> _Task item_
Reproduce each record exactly, leaving out no line.

> _Extracted data_
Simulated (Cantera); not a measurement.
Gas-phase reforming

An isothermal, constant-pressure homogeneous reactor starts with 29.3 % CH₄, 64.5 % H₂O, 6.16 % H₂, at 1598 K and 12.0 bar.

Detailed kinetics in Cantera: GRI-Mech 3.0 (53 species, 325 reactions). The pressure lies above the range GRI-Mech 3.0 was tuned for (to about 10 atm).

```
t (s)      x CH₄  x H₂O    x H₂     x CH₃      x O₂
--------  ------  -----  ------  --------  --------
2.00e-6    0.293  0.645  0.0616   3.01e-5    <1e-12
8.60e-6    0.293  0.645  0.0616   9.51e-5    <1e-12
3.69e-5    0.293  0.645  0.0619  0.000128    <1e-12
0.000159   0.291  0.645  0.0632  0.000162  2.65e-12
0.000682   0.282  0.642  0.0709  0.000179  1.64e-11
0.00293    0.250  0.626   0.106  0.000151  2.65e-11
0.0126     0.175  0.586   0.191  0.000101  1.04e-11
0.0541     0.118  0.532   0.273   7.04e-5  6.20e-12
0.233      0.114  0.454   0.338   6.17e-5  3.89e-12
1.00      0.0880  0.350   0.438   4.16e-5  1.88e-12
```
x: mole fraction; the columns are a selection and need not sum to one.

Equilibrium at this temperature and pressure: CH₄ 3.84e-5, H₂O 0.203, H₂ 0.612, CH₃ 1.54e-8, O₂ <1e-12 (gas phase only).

> _Response area_
Simulated (Cantera); not a measurement.
Gas-phase reforming

An isothermal, constant-pressure homogeneous reactor starts with 29.3 % CH₄, 64.5 % H₂O, 6.16 % H₂, at 1598 K and 12.0 bar.

Detailed kinetics in Cantera: GRI-Mech 3.0 (53 species, 325 reactions). The pressure lies above the range GRI-Mech 3.0 was tuned for (to about 10 atm).

```
t (s)      x CH₄  x H₂O    x H₂     x CH₃      x O₂
--------  ------  -----  ------  --------  --------
2.00e-6    0.293  0.645  0.0616   3.01e-5    <1e-12
8.60e-6    0.293  0.645  0.0616   9.51e-5    <1e-12
3.69e-5    0.293  0.645  0.0619  0.000128    <1e-12
0.000159   0.291  0.645  0.0632  0.000162  2.65e-12
0.000682   0.282  0.642  0.0709  0.000179  1.64e-11
0.00293    0.250  0.626   0.106  0.000151  2.65e-11
0.0126     0.175  0.586   0.191  0.000101  1.04e-11
0.0541     0.118  0.532   0.273   7.04e-5  6.20e-12
0.233      0.114  0.454   0.338   6.17e-5  3.89e-12
1.00      0.0880  0.350   0.438   4.16e-5  1.88e-12
```
x: mole fraction; the columns are a selection and need not sum to one.

Equilibrium at this temperature and pressure: CH₄ 3.84e-5, H₂O 0.203, H₂ 0.612, CH₃ 1.54e-8, O₂ <1e-12 (gas phase only).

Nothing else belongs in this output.